[Start of Attachment]

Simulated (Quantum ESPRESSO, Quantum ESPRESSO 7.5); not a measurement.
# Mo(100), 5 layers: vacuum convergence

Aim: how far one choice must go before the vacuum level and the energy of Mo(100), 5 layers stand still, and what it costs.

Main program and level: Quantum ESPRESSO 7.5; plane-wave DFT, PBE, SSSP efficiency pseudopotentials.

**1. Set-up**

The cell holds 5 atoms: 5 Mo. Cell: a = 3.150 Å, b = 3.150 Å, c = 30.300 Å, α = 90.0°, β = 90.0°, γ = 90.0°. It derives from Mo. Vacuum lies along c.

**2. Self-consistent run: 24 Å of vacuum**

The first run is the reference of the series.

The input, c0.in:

[End of Attachment]

§ Assignment
Having read the entries above, set each one down again exactly.

§ Written answer
Simulated (Quantum ESPRESSO, Quantum ESPRESSO 7.5); not a measurement.
# Mo(100), 5 layers: vacuum convergence

Aim: how far one choice must go before the vacuum level and the energy of Mo(100), 5 layers stand still, and what it costs.

Main program and level: Quantum ESPRESSO 7.5; plane-wave DFT, PBE, SSSP efficiency pseudopotentials.

**1. Set-up**

The cell holds 5 atoms: 5 Mo. Cell: a = 3.150 Å, b = 3.150 Å, c = 30.300 Å, α = 90.0°, β = 90.0°, γ = 90.0°. It derives from Mo. Vacuum lies along c.

**2. Self-consistent run: 24 Å of vacuum**

The first run is the reference of the series.

The input, c0.in:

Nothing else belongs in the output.